Your task is to write out all of the records once more, exactly.

BEGIN

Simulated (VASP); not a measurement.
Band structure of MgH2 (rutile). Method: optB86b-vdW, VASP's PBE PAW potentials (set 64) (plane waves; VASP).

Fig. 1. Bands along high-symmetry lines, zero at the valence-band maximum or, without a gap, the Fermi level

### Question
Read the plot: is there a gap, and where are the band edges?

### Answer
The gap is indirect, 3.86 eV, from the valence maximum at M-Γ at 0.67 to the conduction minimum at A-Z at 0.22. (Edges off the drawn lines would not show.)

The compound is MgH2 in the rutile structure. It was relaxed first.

END

(Task solution):
Simulated (VASP); not a measurement.
Band structure of MgH2 (rutile). Method: optB86b-vdW, VASP's PBE PAW potentials (set 64) (plane waves; VASP).

Fig. 1. Bands along high-symmetry lines, zero at the valence-band maximum or, without a gap, the Fermi level

### Question
Read the plot: is there a gap, and where are the band edges?

### Answer
The gap is indirect, 3.86 eV, from the valence maximum at M-Γ at 0.67 to the conduction minimum at A-Z at 0.22. (Edges off the drawn lines would not show.)

The compound is MgH2 in the rutile structure. It was relaxed first.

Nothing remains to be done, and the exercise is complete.